START Given data
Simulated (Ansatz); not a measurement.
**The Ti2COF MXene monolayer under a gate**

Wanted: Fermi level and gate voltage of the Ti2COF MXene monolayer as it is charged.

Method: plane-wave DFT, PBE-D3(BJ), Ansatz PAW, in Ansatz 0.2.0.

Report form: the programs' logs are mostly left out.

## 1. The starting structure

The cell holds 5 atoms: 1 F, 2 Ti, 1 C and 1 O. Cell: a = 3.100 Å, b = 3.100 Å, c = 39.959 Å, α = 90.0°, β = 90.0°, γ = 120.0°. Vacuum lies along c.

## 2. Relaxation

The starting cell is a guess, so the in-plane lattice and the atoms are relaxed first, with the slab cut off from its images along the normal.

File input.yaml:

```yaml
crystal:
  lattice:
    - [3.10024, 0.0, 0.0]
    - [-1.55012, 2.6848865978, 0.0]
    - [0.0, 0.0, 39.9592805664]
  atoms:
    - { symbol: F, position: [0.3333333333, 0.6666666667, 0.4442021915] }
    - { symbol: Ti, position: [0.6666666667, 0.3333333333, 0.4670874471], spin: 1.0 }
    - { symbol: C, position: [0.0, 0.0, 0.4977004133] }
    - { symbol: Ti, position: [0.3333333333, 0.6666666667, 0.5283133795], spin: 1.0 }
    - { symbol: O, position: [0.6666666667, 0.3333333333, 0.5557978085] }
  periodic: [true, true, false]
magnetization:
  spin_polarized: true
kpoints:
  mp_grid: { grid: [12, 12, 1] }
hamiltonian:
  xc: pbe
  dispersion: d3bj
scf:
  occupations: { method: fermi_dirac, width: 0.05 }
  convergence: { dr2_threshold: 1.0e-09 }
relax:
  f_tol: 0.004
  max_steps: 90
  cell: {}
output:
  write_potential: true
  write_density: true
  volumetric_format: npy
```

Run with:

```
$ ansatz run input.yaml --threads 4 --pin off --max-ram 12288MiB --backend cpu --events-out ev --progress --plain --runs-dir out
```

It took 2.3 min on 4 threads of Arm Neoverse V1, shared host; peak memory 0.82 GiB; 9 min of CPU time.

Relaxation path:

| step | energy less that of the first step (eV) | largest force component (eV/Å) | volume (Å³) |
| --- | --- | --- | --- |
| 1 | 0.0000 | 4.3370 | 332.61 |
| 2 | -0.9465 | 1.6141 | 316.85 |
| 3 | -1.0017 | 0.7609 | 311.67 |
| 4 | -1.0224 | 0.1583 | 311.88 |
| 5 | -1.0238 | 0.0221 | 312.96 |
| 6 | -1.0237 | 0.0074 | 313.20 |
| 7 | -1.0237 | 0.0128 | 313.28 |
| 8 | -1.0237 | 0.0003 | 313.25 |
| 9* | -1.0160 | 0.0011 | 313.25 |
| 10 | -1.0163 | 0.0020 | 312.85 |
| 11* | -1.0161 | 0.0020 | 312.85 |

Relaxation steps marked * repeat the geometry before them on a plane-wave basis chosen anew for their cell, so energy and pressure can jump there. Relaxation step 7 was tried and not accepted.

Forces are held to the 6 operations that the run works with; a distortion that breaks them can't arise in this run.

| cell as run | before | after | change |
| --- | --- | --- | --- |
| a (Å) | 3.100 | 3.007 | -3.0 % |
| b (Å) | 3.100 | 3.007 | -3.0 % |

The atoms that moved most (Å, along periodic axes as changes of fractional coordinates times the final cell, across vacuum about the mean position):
END Given data

## Required action
Go to the line in the material above that contains "Wanted: Fermi level" and copy exactly from there through the line that contains "## 2. Relaxation", stopping after it.

## Written response
Wanted: Fermi level and gate voltage of the Ti2COF MXene monolayer as it is charged.

Method: plane-wave DFT, PBE-D3(BJ), Ansatz PAW, in Ansatz 0.2.0.

Report form: the programs' logs are mostly left out.

## 1. The starting structure

The cell holds 5 atoms: 1 F, 2 Ti, 1 C and 1 O. Cell: a = 3.100 Å, b = 3.100 Å, c = 39.959 Å, α = 90.0°, β = 90.0°, γ = 120.0°. Vacuum lies along c.

## 2. Relaxation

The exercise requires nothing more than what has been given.